Recorded information -
══════
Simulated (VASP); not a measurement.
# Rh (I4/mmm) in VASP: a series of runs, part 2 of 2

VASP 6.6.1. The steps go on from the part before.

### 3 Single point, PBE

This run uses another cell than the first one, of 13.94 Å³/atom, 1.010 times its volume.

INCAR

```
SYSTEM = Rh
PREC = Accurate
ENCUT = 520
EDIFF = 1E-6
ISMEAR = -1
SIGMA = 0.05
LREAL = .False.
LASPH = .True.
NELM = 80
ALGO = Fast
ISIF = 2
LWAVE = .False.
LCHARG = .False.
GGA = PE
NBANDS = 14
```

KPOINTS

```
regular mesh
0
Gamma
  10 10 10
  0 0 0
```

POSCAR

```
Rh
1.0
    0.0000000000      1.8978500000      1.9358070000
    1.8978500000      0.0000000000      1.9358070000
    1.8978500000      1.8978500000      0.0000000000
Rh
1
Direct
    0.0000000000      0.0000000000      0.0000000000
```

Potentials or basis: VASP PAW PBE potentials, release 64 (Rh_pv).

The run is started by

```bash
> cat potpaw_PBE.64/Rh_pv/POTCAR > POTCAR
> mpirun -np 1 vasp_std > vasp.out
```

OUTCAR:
══════

Brief - Using the records above, set down exactly the lines from the one with "This run uses" through the one with "Potentials or basis: VASP", inclusive, and nothing more.

Your solution -
This run uses another cell than the first one, of 13.94 Å³/atom, 1.010 times its volume.

INCAR

```
SYSTEM = Rh
PREC = Accurate
ENCUT = 520
EDIFF = 1E-6
ISMEAR = -1
SIGMA = 0.05
LREAL = .False.
LASPH = .True.
NELM = 80
ALGO = Fast
ISIF = 2
LWAVE = .False.
LCHARG = .False.
GGA = PE
NBANDS = 14
```

KPOINTS

```
regular mesh
0
Gamma
  10 10 10
  0 0 0
```

POSCAR

```
Rh
1.0
    0.0000000000      1.8978500000      1.9358070000
    1.8978500000      0.0000000000      1.9358070000
    1.8978500000      1.8978500000      0.0000000000
Rh
1
Direct
    0.0000000000      0.0000000000      0.0000000000
```

Potentials or basis: VASP PAW PBE potentials, release 64 (Rh_pv).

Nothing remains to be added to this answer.